■ ■ ■ ■
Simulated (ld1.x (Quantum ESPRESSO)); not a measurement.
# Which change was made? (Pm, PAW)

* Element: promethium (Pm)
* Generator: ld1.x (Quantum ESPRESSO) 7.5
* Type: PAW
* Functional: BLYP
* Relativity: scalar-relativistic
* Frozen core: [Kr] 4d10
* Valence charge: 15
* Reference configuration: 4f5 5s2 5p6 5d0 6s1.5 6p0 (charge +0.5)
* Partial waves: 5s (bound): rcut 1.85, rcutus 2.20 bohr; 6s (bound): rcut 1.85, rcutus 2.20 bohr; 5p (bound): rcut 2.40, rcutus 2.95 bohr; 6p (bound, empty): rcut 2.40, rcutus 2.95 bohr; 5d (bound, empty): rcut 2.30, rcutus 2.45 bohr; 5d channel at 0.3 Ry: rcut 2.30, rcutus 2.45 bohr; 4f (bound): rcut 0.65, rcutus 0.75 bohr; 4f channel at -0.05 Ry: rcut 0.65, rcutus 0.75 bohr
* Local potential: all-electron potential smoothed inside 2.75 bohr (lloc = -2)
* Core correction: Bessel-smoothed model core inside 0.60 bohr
■ ■ ■ ■

Task item >> From the entries above, return exactly the line containing "(Quantum ESPRESSO) 7.5", the line containing "(lloc = -2)", and all lines between, and nothing else.

Worked solution >>
* Generator: ld1.x (Quantum ESPRESSO) 7.5
* Type: PAW
* Functional: BLYP
* Relativity: scalar-relativistic
* Frozen core: [Kr] 4d10
* Valence charge: 15
* Reference configuration: 4f5 5s2 5p6 5d0 6s1.5 6p0 (charge +0.5)
* Partial waves: 5s (bound): rcut 1.85, rcutus 2.20 bohr; 6s (bound): rcut 1.85, rcutus 2.20 bohr; 5p (bound): rcut 2.40, rcutus 2.95 bohr; 6p (bound, empty): rcut 2.40, rcutus 2.95 bohr; 5d (bound, empty): rcut 2.30, rcutus 2.45 bohr; 5d channel at 0.3 Ry: rcut 2.30, rcutus 2.45 bohr; 4f (bound): rcut 0.65, rcutus 0.75 bohr; 4f channel at -0.05 Ry: rcut 0.65, rcutus 0.75 bohr
* Local potential: all-electron potential smoothed inside 2.75 bohr (lloc = -2)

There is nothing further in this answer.